Exercise data
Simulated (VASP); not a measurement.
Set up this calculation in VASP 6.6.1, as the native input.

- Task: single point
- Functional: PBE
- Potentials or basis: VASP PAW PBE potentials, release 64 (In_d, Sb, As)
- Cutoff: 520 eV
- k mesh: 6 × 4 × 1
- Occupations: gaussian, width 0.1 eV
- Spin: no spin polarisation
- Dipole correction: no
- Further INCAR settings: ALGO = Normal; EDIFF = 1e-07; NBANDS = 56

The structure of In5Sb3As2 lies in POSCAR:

Required action
All records must be repeated exactly, with none skipped.

Exercise solution
Simulated (VASP); not a measurement.
Set up this calculation in VASP 6.6.1, as the native input.

- Task: single point
- Functional: PBE
- Potentials or basis: VASP PAW PBE potentials, release 64 (In_d, Sb, As)
- Cutoff: 520 eV
- k mesh: 6 × 4 × 1
- Occupations: gaussian, width 0.1 eV
- Spin: no spin polarisation
- Dipole correction: no
- Further INCAR settings: ALGO = Normal; EDIFF = 1e-07; NBANDS = 56

The structure of In5Sb3As2 lies in POSCAR:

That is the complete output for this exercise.